**Work instruction**
Only the lines from the start of the data through the one containing "Question: How long" belong in your answer; return them exactly.

________________

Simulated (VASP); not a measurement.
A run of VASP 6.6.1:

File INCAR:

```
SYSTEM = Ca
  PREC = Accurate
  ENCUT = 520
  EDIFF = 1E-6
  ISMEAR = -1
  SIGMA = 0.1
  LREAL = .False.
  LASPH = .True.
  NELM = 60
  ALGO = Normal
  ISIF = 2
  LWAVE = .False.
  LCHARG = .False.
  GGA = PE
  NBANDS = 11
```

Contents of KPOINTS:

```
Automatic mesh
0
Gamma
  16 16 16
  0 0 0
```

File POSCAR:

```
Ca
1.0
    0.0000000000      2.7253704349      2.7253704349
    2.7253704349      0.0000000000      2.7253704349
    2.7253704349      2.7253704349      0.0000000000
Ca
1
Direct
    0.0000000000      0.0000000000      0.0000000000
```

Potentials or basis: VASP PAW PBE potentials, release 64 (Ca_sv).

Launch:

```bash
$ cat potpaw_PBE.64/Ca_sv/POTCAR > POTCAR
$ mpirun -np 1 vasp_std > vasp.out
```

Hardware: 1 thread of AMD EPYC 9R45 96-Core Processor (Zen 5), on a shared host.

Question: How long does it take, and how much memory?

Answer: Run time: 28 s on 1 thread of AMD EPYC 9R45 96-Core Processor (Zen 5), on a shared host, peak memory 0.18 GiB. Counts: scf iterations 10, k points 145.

________________

**Problem solution**
Simulated (VASP); not a measurement.
A run of VASP 6.6.1:

File INCAR:

```
SYSTEM = Ca
  PREC = Accurate
  ENCUT = 520
  EDIFF = 1E-6
  ISMEAR = -1
  SIGMA = 0.1
  LREAL = .False.
  LASPH = .True.
  NELM = 60
  ALGO = Normal
  ISIF = 2
  LWAVE = .False.
  LCHARG = .False.
  GGA = PE
  NBANDS = 11
```

Contents of KPOINTS:

```
Automatic mesh
0
Gamma
  16 16 16
  0 0 0
```

File POSCAR:

```
Ca
1.0
    0.0000000000      2.7253704349      2.7253704349
    2.7253704349      0.0000000000      2.7253704349
    2.7253704349      2.7253704349      0.0000000000
Ca
1
Direct
    0.0000000000      0.0000000000      0.0000000000
```

Potentials or basis: VASP PAW PBE potentials, release 64 (Ca_sv).

Launch:

```bash
$ cat potpaw_PBE.64/Ca_sv/POTCAR > POTCAR
$ mpirun -np 1 vasp_std > vasp.out
```

Hardware: 1 thread of AMD EPYC 9R45 96-Core Processor (Zen 5), on a shared host.

Question: How long does it take, and how much memory?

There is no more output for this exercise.